..........

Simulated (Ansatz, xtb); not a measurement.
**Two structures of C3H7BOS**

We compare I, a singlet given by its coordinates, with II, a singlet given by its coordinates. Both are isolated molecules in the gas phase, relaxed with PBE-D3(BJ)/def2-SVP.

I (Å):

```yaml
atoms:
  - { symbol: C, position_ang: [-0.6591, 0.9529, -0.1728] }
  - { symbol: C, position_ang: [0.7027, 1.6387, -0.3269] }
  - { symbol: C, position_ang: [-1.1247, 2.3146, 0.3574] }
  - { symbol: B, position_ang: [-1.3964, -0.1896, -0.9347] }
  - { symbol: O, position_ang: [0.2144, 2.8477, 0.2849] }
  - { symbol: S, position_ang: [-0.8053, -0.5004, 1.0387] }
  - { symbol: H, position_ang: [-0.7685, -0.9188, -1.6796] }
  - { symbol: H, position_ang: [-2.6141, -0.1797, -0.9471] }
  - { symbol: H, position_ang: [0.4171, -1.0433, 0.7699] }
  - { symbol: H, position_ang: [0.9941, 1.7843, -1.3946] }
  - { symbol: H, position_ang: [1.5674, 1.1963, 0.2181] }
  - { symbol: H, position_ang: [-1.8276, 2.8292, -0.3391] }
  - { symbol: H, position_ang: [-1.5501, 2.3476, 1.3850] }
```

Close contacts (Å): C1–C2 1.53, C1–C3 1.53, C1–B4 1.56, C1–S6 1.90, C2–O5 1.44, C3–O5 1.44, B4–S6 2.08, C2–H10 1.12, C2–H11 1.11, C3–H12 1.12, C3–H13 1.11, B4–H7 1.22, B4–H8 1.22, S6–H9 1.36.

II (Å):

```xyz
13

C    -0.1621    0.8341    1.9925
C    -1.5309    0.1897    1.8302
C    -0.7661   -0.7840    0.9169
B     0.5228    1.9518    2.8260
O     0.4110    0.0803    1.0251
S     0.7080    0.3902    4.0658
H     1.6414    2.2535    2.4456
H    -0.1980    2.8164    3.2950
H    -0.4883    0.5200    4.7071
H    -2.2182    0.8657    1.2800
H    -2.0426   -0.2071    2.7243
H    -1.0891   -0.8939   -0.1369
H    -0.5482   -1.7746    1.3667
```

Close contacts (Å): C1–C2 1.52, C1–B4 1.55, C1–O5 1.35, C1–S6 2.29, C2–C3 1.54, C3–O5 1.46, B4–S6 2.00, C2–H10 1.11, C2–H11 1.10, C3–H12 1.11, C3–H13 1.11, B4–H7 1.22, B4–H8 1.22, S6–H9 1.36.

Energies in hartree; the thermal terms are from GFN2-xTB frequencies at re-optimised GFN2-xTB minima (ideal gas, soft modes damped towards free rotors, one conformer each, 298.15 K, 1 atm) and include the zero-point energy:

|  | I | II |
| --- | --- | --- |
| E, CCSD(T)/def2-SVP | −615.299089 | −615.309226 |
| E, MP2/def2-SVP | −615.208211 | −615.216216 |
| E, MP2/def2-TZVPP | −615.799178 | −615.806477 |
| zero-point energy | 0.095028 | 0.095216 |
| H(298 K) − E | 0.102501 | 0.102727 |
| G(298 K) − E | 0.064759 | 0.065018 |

..........

**WORK INSTRUCTION**
Everything from the first line of the records above to the line containing "Close contacts (Å): C1–C2 1.52, C1–B4", inclusive, should be repeated exactly; leave out the rest.

**TASK RESPONSE**
Simulated (Ansatz, xtb); not a measurement.
**Two structures of C3H7BOS**

We compare I, a singlet given by its coordinates, with II, a singlet given by its coordinates. Both are isolated molecules in the gas phase, relaxed with PBE-D3(BJ)/def2-SVP.

I (Å):

```yaml
atoms:
  - { symbol: C, position_ang: [-0.6591, 0.9529, -0.1728] }
  - { symbol: C, position_ang: [0.7027, 1.6387, -0.3269] }
  - { symbol: C, position_ang: [-1.1247, 2.3146, 0.3574] }
  - { symbol: B, position_ang: [-1.3964, -0.1896, -0.9347] }
  - { symbol: O, position_ang: [0.2144, 2.8477, 0.2849] }
  - { symbol: S, position_ang: [-0.8053, -0.5004, 1.0387] }
  - { symbol: H, position_ang: [-0.7685, -0.9188, -1.6796] }
  - { symbol: H, position_ang: [-2.6141, -0.1797, -0.9471] }
  - { symbol: H, position_ang: [0.4171, -1.0433, 0.7699] }
  - { symbol: H, position_ang: [0.9941, 1.7843, -1.3946] }
  - { symbol: H, position_ang: [1.5674, 1.1963, 0.2181] }
  - { symbol: H, position_ang: [-1.8276, 2.8292, -0.3391] }
  - { symbol: H, position_ang: [-1.5501, 2.3476, 1.3850] }
```

Close contacts (Å): C1–C2 1.53, C1–C3 1.53, C1–B4 1.56, C1–S6 1.90, C2–O5 1.44, C3–O5 1.44, B4–S6 2.08, C2–H10 1.12, C2–H11 1.11, C3–H12 1.12, C3–H13 1.11, B4–H7 1.22, B4–H8 1.22, S6–H9 1.36.

II (Å):

```xyz
13

C    -0.1621    0.8341    1.9925
C    -1.5309    0.1897    1.8302
C    -0.7661   -0.7840    0.9169
B     0.5228    1.9518    2.8260
O     0.4110    0.0803    1.0251
S     0.7080    0.3902    4.0658
H     1.6414    2.2535    2.4456
H    -0.1980    2.8164    3.2950
H    -0.4883    0.5200    4.7071
H    -2.2182    0.8657    1.2800
H    -2.0426   -0.2071    2.7243
H    -1.0891   -0.8939   -0.1369
H    -0.5482   -1.7746    1.3667
```

Close contacts (Å): C1–C2 1.52, C1–B4 1.55, C1–O5 1.35, C1–S6 2.29, C2–C3 1.54, C3–O5 1.46, B4–S6 2.00, C2–H10 1.11, C2–H11 1.10, C3–H12 1.11, C3–H13 1.11, B4–H7 1.22, B4–H8 1.22, S6–H9 1.36.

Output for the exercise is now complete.